- Activity -
Working from the entries below, give again each line from the first through the one containing "The structure is", exactly and with nothing else.

-- Data follows --

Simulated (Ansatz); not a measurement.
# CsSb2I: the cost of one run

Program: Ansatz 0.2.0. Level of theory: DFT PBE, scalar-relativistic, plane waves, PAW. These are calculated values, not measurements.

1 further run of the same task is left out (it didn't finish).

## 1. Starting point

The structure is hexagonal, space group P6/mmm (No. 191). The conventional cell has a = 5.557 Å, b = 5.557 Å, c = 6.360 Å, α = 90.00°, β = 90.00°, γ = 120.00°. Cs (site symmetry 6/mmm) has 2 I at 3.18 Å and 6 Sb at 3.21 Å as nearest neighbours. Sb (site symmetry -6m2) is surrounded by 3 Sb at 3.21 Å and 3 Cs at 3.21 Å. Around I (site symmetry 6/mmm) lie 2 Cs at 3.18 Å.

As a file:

-- Data concluded --

- Task solution -
Simulated (Ansatz); not a measurement.
# CsSb2I: the cost of one run

Program: Ansatz 0.2.0. Level of theory: DFT PBE, scalar-relativistic, plane waves, PAW. These are calculated values, not measurements.

1 further run of the same task is left out (it didn't finish).

## 1. Starting point

The structure is hexagonal, space group P6/mmm (No. 191). The conventional cell has a = 5.557 Å, b = 5.557 Å, c = 6.360 Å, α = 90.00°, β = 90.00°, γ = 120.00°. Cs (site symmetry 6/mmm) has 2 I at 3.18 Å and 6 Sb at 3.21 Å as nearest neighbours. Sb (site symmetry -6m2) is surrounded by 3 Sb at 3.21 Å and 3 Cs at 3.21 Å. Around I (site symmetry 6/mmm) lie 2 Cs at 3.18 Å.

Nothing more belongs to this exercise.